*DATA PROVIDED:*
★ ★ ★ ★ ★

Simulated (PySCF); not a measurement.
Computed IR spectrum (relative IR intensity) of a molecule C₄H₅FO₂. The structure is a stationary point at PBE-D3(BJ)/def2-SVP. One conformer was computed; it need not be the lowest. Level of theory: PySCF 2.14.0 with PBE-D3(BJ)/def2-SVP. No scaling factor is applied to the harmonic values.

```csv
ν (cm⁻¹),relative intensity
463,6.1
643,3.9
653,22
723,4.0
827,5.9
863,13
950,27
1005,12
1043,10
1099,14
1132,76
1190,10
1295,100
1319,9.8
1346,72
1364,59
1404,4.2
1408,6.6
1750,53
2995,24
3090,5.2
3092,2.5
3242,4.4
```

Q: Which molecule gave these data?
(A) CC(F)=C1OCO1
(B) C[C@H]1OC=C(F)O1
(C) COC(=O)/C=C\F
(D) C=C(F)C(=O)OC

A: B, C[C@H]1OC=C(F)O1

★ ★ ★ ★ ★

*WORK TASK:* Start at the first line of the entries and stop at the line with "(D) C=C(F)C(=O)OC". Retype each of those lines exactly, both ends included.

*WRITTEN RESPONSE:*
Simulated (PySCF); not a measurement.
Computed IR spectrum (relative IR intensity) of a molecule C₄H₅FO₂. The structure is a stationary point at PBE-D3(BJ)/def2-SVP. One conformer was computed; it need not be the lowest. Level of theory: PySCF 2.14.0 with PBE-D3(BJ)/def2-SVP. No scaling factor is applied to the harmonic values.

```csv
ν (cm⁻¹),relative intensity
463,6.1
643,3.9
653,22
723,4.0
827,5.9
863,13
950,27
1005,12
1043,10
1099,14
1132,76
1190,10
1295,100
1319,9.8
1346,72
1364,59
1404,4.2
1408,6.6
1750,53
2995,24
3090,5.2
3092,2.5
3242,4.4
```

Q: Which molecule gave these data?
(A) CC(F)=C1OCO1
(B) C[C@H]1OC=C(F)O1
(C) COC(=O)/C=C\F
(D) C=C(F)C(=O)OC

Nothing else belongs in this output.